Would you give the data below back exactly as it reads?

» The data
========================================================================

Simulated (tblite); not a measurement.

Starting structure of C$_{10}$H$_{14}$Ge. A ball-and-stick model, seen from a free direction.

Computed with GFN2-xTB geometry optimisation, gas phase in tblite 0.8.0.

========================================================================

» Written reply
Simulated (tblite); not a measurement.

Starting structure of C$_{10}$H$_{14}$Ge. A ball-and-stick model, seen from a free direction.

Computed with GFN2-xTB geometry optimisation, gas phase in tblite 0.8.0.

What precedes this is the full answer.